#### Supplied entries

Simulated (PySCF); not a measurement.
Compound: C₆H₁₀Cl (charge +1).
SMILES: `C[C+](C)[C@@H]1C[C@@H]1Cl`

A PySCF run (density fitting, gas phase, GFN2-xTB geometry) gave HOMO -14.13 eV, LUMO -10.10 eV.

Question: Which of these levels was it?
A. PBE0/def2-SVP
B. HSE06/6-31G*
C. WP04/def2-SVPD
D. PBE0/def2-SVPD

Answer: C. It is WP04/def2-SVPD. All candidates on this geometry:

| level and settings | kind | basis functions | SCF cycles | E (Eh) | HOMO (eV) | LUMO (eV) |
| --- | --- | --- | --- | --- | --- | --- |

########

# Assigned task:
Write out, please, all of the material above exactly as written.

# Response box:
Simulated (PySCF); not a measurement.
Compound: C₆H₁₀Cl (charge +1).
SMILES: `C[C+](C)[C@@H]1C[C@@H]1Cl`

A PySCF run (density fitting, gas phase, GFN2-xTB geometry) gave HOMO -14.13 eV, LUMO -10.10 eV.

Question: Which of these levels was it?
A. PBE0/def2-SVP
B. HSE06/6-31G*
C. WP04/def2-SVPD
D. PBE0/def2-SVPD

Answer: C. It is WP04/def2-SVPD. All candidates on this geometry:

| level and settings | kind | basis functions | SCF cycles | E (Eh) | HOMO (eV) | LUMO (eV) |
| --- | --- | --- | --- | --- | --- | --- |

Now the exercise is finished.